----- Data to examine -----
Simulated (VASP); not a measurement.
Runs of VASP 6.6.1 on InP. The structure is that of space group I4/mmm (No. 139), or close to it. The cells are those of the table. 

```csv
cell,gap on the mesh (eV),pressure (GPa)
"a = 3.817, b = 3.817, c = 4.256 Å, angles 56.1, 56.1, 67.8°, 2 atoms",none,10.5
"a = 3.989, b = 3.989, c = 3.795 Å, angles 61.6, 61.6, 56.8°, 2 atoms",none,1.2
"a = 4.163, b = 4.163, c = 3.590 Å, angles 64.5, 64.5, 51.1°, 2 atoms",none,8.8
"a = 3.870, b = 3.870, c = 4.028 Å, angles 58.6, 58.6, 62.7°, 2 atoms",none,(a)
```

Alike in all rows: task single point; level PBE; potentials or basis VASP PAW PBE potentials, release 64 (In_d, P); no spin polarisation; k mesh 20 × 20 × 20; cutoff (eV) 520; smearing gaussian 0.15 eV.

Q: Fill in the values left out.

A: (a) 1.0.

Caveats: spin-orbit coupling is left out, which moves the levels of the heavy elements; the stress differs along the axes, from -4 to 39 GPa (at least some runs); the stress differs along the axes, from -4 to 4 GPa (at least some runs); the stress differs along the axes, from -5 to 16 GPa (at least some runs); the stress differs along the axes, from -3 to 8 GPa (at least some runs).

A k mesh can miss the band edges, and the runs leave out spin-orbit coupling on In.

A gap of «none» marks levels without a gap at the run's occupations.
-----

Taking the entries above, restate exactly those lines that fall between the line with "Q: Fill in the values left out." and the line with "Caveats: spin-orbit coupling", keeping both of those lines too.

Expected answer:
Q: Fill in the values left out.

A: (a) 1.0.

Caveats: spin-orbit coupling is left out, which moves the levels of the heavy elements; the stress differs along the axes, from -4 to 39 GPa (at least some runs); the stress differs along the axes, from -4 to 4 GPa (at least some runs); the stress differs along the axes, from -5 to 16 GPa (at least some runs); the stress differs along the axes, from -3 to 8 GPa (at least some runs).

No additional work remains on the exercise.